* Required action:
Once the line containing "D. CeS₂ (singlet)" has been written out, stop; until then, restate each line of the entries below word for word from the first.

══ Supplied data ══
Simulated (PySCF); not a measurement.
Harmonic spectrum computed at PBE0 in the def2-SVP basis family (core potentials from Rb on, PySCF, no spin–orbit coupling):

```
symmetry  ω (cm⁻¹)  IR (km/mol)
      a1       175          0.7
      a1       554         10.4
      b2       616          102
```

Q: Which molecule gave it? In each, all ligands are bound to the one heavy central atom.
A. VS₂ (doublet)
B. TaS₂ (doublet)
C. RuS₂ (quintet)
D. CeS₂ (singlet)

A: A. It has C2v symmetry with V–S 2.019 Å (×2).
═══

* Response area:
Simulated (PySCF); not a measurement.
Harmonic spectrum computed at PBE0 in the def2-SVP basis family (core potentials from Rb on, PySCF, no spin–orbit coupling):

```
symmetry  ω (cm⁻¹)  IR (km/mol)
      a1       175          0.7
      a1       554         10.4
      b2       616          102
```

Q: Which molecule gave it? In each, all ligands are bound to the one heavy central atom.
A. VS₂ (doublet)
B. TaS₂ (doublet)
C. RuS₂ (quintet)
D. CeS₂ (singlet)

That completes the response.